Brief –
From the first line of the material through the line containing "-0.1 | 0.05 |", restate everything word for word and nothing more.

Input data –
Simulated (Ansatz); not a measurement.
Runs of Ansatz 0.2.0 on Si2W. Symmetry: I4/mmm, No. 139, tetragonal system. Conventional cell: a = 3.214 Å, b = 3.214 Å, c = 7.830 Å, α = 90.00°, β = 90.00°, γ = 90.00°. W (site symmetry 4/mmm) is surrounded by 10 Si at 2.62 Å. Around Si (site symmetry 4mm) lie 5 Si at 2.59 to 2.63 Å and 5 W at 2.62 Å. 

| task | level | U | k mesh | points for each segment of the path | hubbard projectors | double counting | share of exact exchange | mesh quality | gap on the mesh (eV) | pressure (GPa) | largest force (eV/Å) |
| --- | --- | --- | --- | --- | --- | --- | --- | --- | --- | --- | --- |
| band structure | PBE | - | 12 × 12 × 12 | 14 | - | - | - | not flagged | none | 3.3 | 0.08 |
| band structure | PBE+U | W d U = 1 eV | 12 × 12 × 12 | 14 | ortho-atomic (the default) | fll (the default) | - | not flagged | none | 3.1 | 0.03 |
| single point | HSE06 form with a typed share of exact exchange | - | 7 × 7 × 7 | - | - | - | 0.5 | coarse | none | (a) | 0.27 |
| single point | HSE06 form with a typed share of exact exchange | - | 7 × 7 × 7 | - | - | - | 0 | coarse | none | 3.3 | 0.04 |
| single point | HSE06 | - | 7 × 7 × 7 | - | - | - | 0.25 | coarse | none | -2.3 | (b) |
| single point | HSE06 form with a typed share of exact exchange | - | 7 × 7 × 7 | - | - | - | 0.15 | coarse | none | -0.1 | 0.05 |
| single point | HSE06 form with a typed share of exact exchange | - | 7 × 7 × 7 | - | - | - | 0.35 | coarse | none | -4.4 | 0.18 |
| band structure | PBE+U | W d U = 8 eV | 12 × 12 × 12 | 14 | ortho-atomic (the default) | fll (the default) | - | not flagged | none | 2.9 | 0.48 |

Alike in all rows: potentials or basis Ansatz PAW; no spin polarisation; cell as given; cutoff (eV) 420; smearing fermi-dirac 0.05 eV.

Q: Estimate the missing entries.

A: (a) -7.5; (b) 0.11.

Task output –
Simulated (Ansatz); not a measurement.
Runs of Ansatz 0.2.0 on Si2W. Symmetry: I4/mmm, No. 139, tetragonal system. Conventional cell: a = 3.214 Å, b = 3.214 Å, c = 7.830 Å, α = 90.00°, β = 90.00°, γ = 90.00°. W (site symmetry 4/mmm) is surrounded by 10 Si at 2.62 Å. Around Si (site symmetry 4mm) lie 5 Si at 2.59 to 2.63 Å and 5 W at 2.62 Å. 

| task | level | U | k mesh | points for each segment of the path | hubbard projectors | double counting | share of exact exchange | mesh quality | gap on the mesh (eV) | pressure (GPa) | largest force (eV/Å) |
| --- | --- | --- | --- | --- | --- | --- | --- | --- | --- | --- | --- |
| band structure | PBE | - | 12 × 12 × 12 | 14 | - | - | - | not flagged | none | 3.3 | 0.08 |
| band structure | PBE+U | W d U = 1 eV | 12 × 12 × 12 | 14 | ortho-atomic (the default) | fll (the default) | - | not flagged | none | 3.1 | 0.03 |
| single point | HSE06 form with a typed share of exact exchange | - | 7 × 7 × 7 | - | - | - | 0.5 | coarse | none | (a) | 0.27 |
| single point | HSE06 form with a typed share of exact exchange | - | 7 × 7 × 7 | - | - | - | 0 | coarse | none | 3.3 | 0.04 |
| single point | HSE06 | - | 7 × 7 × 7 | - | - | - | 0.25 | coarse | none | -2.3 | (b) |
| single point | HSE06 form with a typed share of exact exchange | - | 7 × 7 × 7 | - | - | - | 0.15 | coarse | none | -0.1 | 0.05 |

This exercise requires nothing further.